┌──

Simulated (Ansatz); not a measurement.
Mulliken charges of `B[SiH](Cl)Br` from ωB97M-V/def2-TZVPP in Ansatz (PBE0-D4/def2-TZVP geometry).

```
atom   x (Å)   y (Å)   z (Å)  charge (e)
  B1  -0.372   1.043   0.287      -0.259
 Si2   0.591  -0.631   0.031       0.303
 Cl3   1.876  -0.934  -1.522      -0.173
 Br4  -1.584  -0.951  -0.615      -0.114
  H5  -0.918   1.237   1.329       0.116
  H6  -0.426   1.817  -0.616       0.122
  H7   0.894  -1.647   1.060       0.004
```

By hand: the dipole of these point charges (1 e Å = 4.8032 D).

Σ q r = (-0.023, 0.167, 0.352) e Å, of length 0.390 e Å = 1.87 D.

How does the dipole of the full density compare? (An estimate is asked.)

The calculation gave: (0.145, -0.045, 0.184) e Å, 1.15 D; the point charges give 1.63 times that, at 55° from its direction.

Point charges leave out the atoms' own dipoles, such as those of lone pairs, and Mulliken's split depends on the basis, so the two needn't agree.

└──

§ **Work item**
Word for word, transcribe all of the entries shown above.

§ **Problem solution**
Simulated (Ansatz); not a measurement.
Mulliken charges of `B[SiH](Cl)Br` from ωB97M-V/def2-TZVPP in Ansatz (PBE0-D4/def2-TZVP geometry).

```
atom   x (Å)   y (Å)   z (Å)  charge (e)
  B1  -0.372   1.043   0.287      -0.259
 Si2   0.591  -0.631   0.031       0.303
 Cl3   1.876  -0.934  -1.522      -0.173
 Br4  -1.584  -0.951  -0.615      -0.114
  H5  -0.918   1.237   1.329       0.116
  H6  -0.426   1.817  -0.616       0.122
  H7   0.894  -1.647   1.060       0.004
```

By hand: the dipole of these point charges (1 e Å = 4.8032 D).

Σ q r = (-0.023, 0.167, 0.352) e Å, of length 0.390 e Å = 1.87 D.

How does the dipole of the full density compare? (An estimate is asked.)

The calculation gave: (0.145, -0.045, 0.184) e Å, 1.15 D; the point charges give 1.63 times that, at 55° from its direction.

Point charges leave out the atoms' own dipoles, such as those of lone pairs, and Mulliken's split depends on the basis, so the two needn't agree.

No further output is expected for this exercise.